_Action item_. Retype every line of the data, keeping each word exactly.

BEGIN Dataset content

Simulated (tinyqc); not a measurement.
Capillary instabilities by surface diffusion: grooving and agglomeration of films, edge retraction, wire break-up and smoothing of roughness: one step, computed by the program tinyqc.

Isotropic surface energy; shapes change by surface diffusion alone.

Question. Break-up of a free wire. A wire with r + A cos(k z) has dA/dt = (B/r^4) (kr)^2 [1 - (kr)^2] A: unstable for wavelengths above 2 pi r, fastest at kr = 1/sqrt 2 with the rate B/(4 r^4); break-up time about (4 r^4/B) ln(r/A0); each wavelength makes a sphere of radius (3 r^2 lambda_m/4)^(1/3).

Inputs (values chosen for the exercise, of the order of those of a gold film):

END Dataset content

_Problem solution_.
Simulated (tinyqc); not a measurement.
Capillary instabilities by surface diffusion: grooving and agglomeration of films, edge retraction, wire break-up and smoothing of roughness: one step, computed by the program tinyqc.

Isotropic surface energy; shapes change by surface diffusion alone.

Question. Break-up of a free wire. A wire with r + A cos(k z) has dA/dt = (B/r^4) (kr)^2 [1 - (kr)^2] A: unstable for wavelengths above 2 pi r, fastest at kr = 1/sqrt 2 with the rate B/(4 r^4); break-up time about (4 r^4/B) ln(r/A0); each wavelength makes a sphere of radius (3 r^2 lambda_m/4)^(1/3).

Inputs (values chosen for the exercise, of the order of those of a gold film):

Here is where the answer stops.